### [Source information]
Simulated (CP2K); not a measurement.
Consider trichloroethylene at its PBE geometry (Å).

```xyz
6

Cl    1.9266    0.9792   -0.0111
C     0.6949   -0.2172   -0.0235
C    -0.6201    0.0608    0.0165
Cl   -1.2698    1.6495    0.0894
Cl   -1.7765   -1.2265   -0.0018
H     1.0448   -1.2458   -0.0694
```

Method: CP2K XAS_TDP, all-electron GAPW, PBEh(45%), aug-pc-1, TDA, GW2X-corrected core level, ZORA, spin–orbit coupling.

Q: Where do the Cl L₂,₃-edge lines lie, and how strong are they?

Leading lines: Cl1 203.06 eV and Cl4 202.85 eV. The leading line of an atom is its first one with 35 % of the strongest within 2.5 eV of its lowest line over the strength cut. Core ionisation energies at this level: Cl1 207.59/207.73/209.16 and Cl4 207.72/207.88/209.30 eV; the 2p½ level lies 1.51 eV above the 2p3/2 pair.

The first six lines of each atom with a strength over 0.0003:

### [Work task]
Go back to the start of the listing above. Reproduce each line exactly, ending with the line that contains "Q: Where do".

### [Exercise response]
Simulated (CP2K); not a measurement.
Consider trichloroethylene at its PBE geometry (Å).

```xyz
6

Cl    1.9266    0.9792   -0.0111
C     0.6949   -0.2172   -0.0235
C    -0.6201    0.0608    0.0165
Cl   -1.2698    1.6495    0.0894
Cl   -1.7765   -1.2265   -0.0018
H     1.0448   -1.2458   -0.0694
```

Method: CP2K XAS_TDP, all-electron GAPW, PBEh(45%), aug-pc-1, TDA, GW2X-corrected core level, ZORA, spin–orbit coupling.

Q: Where do the Cl L₂,₃-edge lines lie, and how strong are they?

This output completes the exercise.